ASSIGNED TASK.
Where a line looks odd, keep it as it is and transcribe all the material.

RAW DATA.
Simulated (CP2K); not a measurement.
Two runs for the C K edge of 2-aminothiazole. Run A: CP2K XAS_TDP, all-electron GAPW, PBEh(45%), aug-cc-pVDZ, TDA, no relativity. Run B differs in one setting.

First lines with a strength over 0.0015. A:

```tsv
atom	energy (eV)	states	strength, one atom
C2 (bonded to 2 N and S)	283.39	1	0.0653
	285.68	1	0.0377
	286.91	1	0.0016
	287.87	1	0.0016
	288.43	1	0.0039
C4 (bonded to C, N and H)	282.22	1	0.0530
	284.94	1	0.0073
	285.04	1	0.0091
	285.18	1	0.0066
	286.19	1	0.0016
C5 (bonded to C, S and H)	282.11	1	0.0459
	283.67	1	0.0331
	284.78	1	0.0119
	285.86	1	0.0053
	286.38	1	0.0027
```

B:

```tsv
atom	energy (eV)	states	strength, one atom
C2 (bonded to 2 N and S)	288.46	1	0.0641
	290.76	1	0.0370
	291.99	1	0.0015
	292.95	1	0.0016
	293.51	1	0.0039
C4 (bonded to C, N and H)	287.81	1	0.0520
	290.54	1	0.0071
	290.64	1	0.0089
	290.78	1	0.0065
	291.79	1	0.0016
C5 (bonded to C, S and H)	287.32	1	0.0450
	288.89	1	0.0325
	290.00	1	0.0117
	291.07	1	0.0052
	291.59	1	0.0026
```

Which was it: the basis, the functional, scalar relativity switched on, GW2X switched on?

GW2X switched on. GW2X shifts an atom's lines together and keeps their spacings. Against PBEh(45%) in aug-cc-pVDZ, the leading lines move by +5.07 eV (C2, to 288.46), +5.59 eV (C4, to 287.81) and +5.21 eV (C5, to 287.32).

EXERCISE RESPONSE.
Simulated (CP2K); not a measurement.
Two runs for the C K edge of 2-aminothiazole. Run A: CP2K XAS_TDP, all-electron GAPW, PBEh(45%), aug-cc-pVDZ, TDA, no relativity. Run B differs in one setting.

First lines with a strength over 0.0015. A:

```tsv
atom	energy (eV)	states	strength, one atom
C2 (bonded to 2 N and S)	283.39	1	0.0653
	285.68	1	0.0377
	286.91	1	0.0016
	287.87	1	0.0016
	288.43	1	0.0039
C4 (bonded to C, N and H)	282.22	1	0.0530
	284.94	1	0.0073
	285.04	1	0.0091
	285.18	1	0.0066
	286.19	1	0.0016
C5 (bonded to C, S and H)	282.11	1	0.0459
	283.67	1	0.0331
	284.78	1	0.0119
	285.86	1	0.0053
	286.38	1	0.0027
```

B:

```tsv
atom	energy (eV)	states	strength, one atom
C2 (bonded to 2 N and S)	288.46	1	0.0641
	290.76	1	0.0370
	291.99	1	0.0015
	292.95	1	0.0016
	293.51	1	0.0039
C4 (bonded to C, N and H)	287.81	1	0.0520
	290.54	1	0.0071
	290.64	1	0.0089
	290.78	1	0.0065
	291.79	1	0.0016
C5 (bonded to C, S and H)	287.32	1	0.0450
	288.89	1	0.0325
	290.00	1	0.0117
	291.07	1	0.0052
	291.59	1	0.0026
```

Which was it: the basis, the functional, scalar relativity switched on, GW2X switched on?

GW2X switched on. GW2X shifts an atom's lines together and keeps their spacings. Against PBEh(45%) in aug-cc-pVDZ, the leading lines move by +5.07 eV (C2, to 288.46), +5.59 eV (C4, to 287.81) and +5.21 eV (C5, to 287.32).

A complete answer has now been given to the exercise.